## Activity
Would you set down the complete data below, exactly as shown?

# # # # #

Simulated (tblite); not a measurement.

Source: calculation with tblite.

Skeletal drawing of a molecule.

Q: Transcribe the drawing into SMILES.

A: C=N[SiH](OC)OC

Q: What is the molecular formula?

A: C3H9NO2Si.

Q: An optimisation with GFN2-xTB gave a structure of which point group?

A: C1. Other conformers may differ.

# # # # #

## Task output
Simulated (tblite); not a measurement.

Source: calculation with tblite.

Skeletal drawing of a molecule.

Q: Transcribe the drawing into SMILES.

A: C=N[SiH](OC)OC

Q: What is the molecular formula?

A: C3H9NO2Si.

Q: An optimisation with GFN2-xTB gave a structure of which point group?

A: C1. Other conformers may differ.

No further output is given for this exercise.